================================
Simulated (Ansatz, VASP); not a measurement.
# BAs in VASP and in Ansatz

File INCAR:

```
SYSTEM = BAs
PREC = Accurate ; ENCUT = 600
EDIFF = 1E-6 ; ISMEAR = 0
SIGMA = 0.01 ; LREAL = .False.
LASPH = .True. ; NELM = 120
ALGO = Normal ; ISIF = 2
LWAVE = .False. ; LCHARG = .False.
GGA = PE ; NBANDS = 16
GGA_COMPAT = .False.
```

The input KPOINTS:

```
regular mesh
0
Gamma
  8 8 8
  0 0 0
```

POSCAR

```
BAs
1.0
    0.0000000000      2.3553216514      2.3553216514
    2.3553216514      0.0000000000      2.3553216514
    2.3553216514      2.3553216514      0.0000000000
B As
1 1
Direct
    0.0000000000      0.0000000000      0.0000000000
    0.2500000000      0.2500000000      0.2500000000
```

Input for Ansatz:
================================

[Brief]:
Every record above must be duplicated exactly.

[Task solution]:
Simulated (Ansatz, VASP); not a measurement.
# BAs in VASP and in Ansatz

File INCAR:

```
SYSTEM = BAs
PREC = Accurate ; ENCUT = 600
EDIFF = 1E-6 ; ISMEAR = 0
SIGMA = 0.01 ; LREAL = .False.
LASPH = .True. ; NELM = 120
ALGO = Normal ; ISIF = 2
LWAVE = .False. ; LCHARG = .False.
GGA = PE ; NBANDS = 16
GGA_COMPAT = .False.
```

The input KPOINTS:

```
regular mesh
0
Gamma
  8 8 8
  0 0 0
```

POSCAR

```
BAs
1.0
    0.0000000000      2.3553216514      2.3553216514
    2.3553216514      0.0000000000      2.3553216514
    2.3553216514      2.3553216514      0.0000000000
B As
1 1
Direct
    0.0000000000      0.0000000000      0.0000000000
    0.2500000000      0.2500000000      0.2500000000
```

Input for Ansatz:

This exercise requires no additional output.